(Entries shown)
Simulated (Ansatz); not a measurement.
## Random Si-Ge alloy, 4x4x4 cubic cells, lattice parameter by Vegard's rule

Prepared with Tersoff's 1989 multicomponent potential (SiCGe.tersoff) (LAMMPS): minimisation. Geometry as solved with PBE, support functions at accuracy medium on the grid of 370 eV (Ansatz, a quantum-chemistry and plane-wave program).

(Brief)
Every entry above should be transcribed exactly and in full.

(Exercise solution)
Simulated (Ansatz); not a measurement.
## Random Si-Ge alloy, 4x4x4 cubic cells, lattice parameter by Vegard's rule

Prepared with Tersoff's 1989 multicomponent potential (SiCGe.tersoff) (LAMMPS): minimisation. Geometry as solved with PBE, support functions at accuracy medium on the grid of 370 eV (Ansatz, a quantum-chemistry and plane-wave program).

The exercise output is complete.